● **WORK ITEM**
Stopping right after the line with "spin polarisation |", please reproduce the material below exactly from its first line.

::::::
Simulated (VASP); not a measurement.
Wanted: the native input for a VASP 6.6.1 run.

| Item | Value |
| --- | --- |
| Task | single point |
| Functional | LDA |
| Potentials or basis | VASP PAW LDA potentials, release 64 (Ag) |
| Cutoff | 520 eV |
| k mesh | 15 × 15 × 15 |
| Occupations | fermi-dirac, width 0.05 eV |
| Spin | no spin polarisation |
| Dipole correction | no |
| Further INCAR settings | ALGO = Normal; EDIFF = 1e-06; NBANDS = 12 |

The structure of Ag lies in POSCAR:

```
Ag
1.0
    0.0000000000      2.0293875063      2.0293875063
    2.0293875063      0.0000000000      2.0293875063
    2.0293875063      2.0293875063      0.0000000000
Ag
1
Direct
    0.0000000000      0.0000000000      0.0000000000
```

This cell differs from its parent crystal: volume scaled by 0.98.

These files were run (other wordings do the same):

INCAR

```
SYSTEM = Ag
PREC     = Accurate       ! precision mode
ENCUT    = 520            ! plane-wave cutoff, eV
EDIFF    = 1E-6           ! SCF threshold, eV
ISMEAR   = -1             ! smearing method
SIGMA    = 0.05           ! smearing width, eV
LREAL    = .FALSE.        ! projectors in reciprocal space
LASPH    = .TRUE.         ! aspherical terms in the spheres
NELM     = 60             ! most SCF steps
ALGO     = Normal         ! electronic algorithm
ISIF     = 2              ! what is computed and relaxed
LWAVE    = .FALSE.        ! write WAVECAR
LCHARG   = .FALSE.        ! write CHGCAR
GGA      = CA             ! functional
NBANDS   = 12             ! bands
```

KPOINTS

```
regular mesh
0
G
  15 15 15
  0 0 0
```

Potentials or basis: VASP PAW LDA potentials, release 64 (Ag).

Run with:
::::::

● **WRITTEN SOLUTION**
Simulated (VASP); not a measurement.
Wanted: the native input for a VASP 6.6.1 run.

| Item | Value |
| --- | --- |
| Task | single point |
| Functional | LDA |
| Potentials or basis | VASP PAW LDA potentials, release 64 (Ag) |
| Cutoff | 520 eV |
| k mesh | 15 × 15 × 15 |
| Occupations | fermi-dirac, width 0.05 eV |
| Spin | no spin polarisation |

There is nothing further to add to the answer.